→ Work item
Can you restate the lines of the entries below, word for word, from the first one through the line that includes "- Δ = 5.3 eV: -2.7"?

^^^^^^^^^^^^^^^^

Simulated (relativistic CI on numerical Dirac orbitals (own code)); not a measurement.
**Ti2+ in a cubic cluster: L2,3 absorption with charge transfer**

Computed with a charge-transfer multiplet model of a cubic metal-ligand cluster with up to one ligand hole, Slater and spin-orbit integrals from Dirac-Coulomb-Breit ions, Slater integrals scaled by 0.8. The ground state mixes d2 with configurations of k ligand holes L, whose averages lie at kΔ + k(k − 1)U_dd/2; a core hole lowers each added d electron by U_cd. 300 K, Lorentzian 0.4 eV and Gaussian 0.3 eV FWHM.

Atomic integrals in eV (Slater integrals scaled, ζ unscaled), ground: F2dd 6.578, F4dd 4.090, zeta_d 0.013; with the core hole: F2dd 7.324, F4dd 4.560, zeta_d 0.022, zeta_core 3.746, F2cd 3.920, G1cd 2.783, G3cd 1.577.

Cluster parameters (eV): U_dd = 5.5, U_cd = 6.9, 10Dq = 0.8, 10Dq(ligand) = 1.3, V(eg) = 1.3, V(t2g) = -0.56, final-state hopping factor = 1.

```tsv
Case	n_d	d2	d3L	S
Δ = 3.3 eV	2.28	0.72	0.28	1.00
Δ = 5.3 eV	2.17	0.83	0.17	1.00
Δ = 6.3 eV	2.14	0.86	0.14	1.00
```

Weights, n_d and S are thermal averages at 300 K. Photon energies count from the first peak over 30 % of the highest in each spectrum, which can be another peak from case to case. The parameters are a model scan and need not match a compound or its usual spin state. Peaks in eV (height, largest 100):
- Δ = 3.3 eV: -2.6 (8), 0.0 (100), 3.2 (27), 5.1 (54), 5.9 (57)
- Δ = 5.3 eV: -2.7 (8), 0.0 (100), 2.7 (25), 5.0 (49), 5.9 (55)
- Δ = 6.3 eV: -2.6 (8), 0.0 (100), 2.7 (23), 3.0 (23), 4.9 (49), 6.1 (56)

^^^^^^^^^^^^^^^^

→ Written response
Simulated (relativistic CI on numerical Dirac orbitals (own code)); not a measurement.
**Ti2+ in a cubic cluster: L2,3 absorption with charge transfer**

Computed with a charge-transfer multiplet model of a cubic metal-ligand cluster with up to one ligand hole, Slater and spin-orbit integrals from Dirac-Coulomb-Breit ions, Slater integrals scaled by 0.8. The ground state mixes d2 with configurations of k ligand holes L, whose averages lie at kΔ + k(k − 1)U_dd/2; a core hole lowers each added d electron by U_cd. 300 K, Lorentzian 0.4 eV and Gaussian 0.3 eV FWHM.

Atomic integrals in eV (Slater integrals scaled, ζ unscaled), ground: F2dd 6.578, F4dd 4.090, zeta_d 0.013; with the core hole: F2dd 7.324, F4dd 4.560, zeta_d 0.022, zeta_core 3.746, F2cd 3.920, G1cd 2.783, G3cd 1.577.

Cluster parameters (eV): U_dd = 5.5, U_cd = 6.9, 10Dq = 0.8, 10Dq(ligand) = 1.3, V(eg) = 1.3, V(t2g) = -0.56, final-state hopping factor = 1.

```tsv
Case	n_d	d2	d3L	S
Δ = 3.3 eV	2.28	0.72	0.28	1.00
Δ = 5.3 eV	2.17	0.83	0.17	1.00
Δ = 6.3 eV	2.14	0.86	0.14	1.00
```

Weights, n_d and S are thermal averages at 300 K. Photon energies count from the first peak over 30 % of the highest in each spectrum, which can be another peak from case to case. The parameters are a model scan and need not match a compound or its usual spin state. Peaks in eV (height, largest 100):
- Δ = 3.3 eV: -2.6 (8), 0.0 (100), 3.2 (27), 5.1 (54), 5.9 (57)
- Δ = 5.3 eV: -2.7 (8), 0.0 (100), 2.7 (25), 5.0 (49), 5.9 (55)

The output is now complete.